**Work item:** Word for word, please restate the lines from the beginning of the data through the line in which "change on relaxing?" appears.

-----

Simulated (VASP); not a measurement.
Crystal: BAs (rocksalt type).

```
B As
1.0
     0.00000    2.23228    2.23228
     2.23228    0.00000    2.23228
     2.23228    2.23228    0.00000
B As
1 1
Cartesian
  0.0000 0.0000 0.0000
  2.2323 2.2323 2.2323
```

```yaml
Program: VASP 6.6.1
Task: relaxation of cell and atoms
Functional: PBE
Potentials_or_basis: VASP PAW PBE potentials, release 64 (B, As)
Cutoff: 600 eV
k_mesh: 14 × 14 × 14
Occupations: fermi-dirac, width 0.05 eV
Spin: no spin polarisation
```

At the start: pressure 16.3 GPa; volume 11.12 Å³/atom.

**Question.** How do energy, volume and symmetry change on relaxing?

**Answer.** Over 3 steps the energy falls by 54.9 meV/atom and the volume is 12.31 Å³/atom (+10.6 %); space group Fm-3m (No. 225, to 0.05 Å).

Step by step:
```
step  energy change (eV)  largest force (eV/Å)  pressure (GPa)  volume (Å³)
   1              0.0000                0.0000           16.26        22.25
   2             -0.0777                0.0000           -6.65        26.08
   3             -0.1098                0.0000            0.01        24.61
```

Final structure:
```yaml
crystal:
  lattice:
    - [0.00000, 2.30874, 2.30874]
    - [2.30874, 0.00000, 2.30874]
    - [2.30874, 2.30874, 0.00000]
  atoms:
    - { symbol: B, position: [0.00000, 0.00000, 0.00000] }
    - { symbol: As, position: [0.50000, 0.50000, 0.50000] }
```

-----

**Reply:**
Simulated (VASP); not a measurement.
Crystal: BAs (rocksalt type).

```
B As
1.0
     0.00000    2.23228    2.23228
     2.23228    0.00000    2.23228
     2.23228    2.23228    0.00000
B As
1 1
Cartesian
  0.0000 0.0000 0.0000
  2.2323 2.2323 2.2323
```

```yaml
Program: VASP 6.6.1
Task: relaxation of cell and atoms
Functional: PBE
Potentials_or_basis: VASP PAW PBE potentials, release 64 (B, As)
Cutoff: 600 eV
k_mesh: 14 × 14 × 14
Occupations: fermi-dirac, width 0.05 eV
Spin: no spin polarisation
```

At the start: pressure 16.3 GPa; volume 11.12 Å³/atom.

**Question.** How do energy, volume and symmetry change on relaxing?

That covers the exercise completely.